**WORK ITEM:** Every line from the beginning of the records below up to the one holding "Level: PBE0/pcSseg-1 (PySCF, non-relativistic);" should be quoted exactly; leave out the rest.

========================================================================

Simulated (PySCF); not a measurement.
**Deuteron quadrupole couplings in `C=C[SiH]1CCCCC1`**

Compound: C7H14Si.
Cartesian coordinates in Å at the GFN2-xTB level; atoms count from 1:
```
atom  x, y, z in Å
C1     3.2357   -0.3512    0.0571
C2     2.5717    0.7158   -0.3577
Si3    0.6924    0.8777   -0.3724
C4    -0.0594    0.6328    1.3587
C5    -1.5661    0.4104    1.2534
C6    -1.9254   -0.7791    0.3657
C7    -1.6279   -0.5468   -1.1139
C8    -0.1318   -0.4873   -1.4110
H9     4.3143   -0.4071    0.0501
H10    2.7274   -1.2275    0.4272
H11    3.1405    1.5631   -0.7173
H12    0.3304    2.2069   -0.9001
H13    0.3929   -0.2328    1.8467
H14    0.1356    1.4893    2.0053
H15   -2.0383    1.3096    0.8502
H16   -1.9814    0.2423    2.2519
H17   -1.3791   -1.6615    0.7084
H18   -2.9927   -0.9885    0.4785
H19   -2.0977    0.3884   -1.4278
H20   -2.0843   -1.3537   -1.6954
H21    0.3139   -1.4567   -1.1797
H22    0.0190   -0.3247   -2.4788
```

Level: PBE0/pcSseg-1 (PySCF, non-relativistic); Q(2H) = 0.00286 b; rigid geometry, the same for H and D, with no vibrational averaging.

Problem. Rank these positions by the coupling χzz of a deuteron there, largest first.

========================================================================

**SOLUTION:**
Simulated (PySCF); not a measurement.
**Deuteron quadrupole couplings in `C=C[SiH]1CCCCC1`**

Compound: C7H14Si.
Cartesian coordinates in Å at the GFN2-xTB level; atoms count from 1:
```
atom  x, y, z in Å
C1     3.2357   -0.3512    0.0571
C2     2.5717    0.7158   -0.3577
Si3    0.6924    0.8777   -0.3724
C4    -0.0594    0.6328    1.3587
C5    -1.5661    0.4104    1.2534
C6    -1.9254   -0.7791    0.3657
C7    -1.6279   -0.5468   -1.1139
C8    -0.1318   -0.4873   -1.4110
H9     4.3143   -0.4071    0.0501
H10    2.7274   -1.2275    0.4272
H11    3.1405    1.5631   -0.7173
H12    0.3304    2.2069   -0.9001
H13    0.3929   -0.2328    1.8467
H14    0.1356    1.4893    2.0053
H15   -2.0383    1.3096    0.8502
H16   -1.9814    0.2423    2.2519
H17   -1.3791   -1.6615    0.7084
H18   -2.9927   -0.9885    0.4785
H19   -2.0977    0.3884   -1.4278
H20   -2.0843   -1.3537   -1.6954
H21    0.3139   -1.4567   -1.1797
H22    0.0190   -0.3247   -2.4788
```

Level: PBE0/pcSseg-1 (PySCF, non-relativistic); Q(2H) = 0.00286 b; rigid geometry, the same for H and D, with no vibrational averaging.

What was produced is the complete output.